====== Dataset entries ======
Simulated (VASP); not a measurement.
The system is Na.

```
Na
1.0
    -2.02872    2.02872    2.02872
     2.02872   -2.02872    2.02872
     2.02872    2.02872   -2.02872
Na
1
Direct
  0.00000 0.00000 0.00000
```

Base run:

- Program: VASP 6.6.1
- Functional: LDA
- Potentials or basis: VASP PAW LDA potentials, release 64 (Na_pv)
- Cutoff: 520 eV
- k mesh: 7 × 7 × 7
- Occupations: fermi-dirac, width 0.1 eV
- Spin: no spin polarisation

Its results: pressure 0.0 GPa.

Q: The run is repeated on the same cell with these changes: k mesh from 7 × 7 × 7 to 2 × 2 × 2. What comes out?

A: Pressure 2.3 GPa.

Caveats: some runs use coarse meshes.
======

*Work item*
Please retype the top of the data exactly, down to and including the line that holds "A: Pressure 2.3 GPa.", and nothing further.

*Task answer*
Simulated (VASP); not a measurement.
The system is Na.

```
Na
1.0
    -2.02872    2.02872    2.02872
     2.02872   -2.02872    2.02872
     2.02872    2.02872   -2.02872
Na
1
Direct
  0.00000 0.00000 0.00000
```

Base run:

- Program: VASP 6.6.1
- Functional: LDA
- Potentials or basis: VASP PAW LDA potentials, release 64 (Na_pv)
- Cutoff: 520 eV
- k mesh: 7 × 7 × 7
- Occupations: fermi-dirac, width 0.1 eV
- Spin: no spin polarisation

Its results: pressure 0.0 GPa.

Q: The run is repeated on the same cell with these changes: k mesh from 7 × 7 × 7 to 2 × 2 × 2. What comes out?

A: Pressure 2.3 GPa.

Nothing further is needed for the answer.